[Required action] Start the output with the opening line of the listing below and continue, reproducing each line exactly, up to and including the line that contains "Protons, H atoms".

[Extracted material]
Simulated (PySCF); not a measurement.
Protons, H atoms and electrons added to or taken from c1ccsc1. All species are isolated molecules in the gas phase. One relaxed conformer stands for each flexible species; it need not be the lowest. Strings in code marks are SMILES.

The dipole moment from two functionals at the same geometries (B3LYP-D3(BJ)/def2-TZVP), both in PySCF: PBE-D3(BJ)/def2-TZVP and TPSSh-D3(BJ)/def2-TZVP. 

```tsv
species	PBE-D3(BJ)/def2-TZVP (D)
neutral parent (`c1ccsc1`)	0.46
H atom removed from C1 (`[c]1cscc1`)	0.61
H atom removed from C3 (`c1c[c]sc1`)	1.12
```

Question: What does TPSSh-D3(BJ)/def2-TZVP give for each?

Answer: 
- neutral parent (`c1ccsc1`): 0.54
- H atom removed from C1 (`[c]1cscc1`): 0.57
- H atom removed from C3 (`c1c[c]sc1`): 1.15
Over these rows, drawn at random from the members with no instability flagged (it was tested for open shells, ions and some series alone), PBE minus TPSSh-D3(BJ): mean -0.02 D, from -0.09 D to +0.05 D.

[Worked solution]
Simulated (PySCF); not a measurement.
Protons, H atoms and electrons added to or taken from c1ccsc1. All species are isolated molecules in the gas phase. One relaxed conformer stands for each flexible species; it need not be the lowest. Strings in code marks are SMILES.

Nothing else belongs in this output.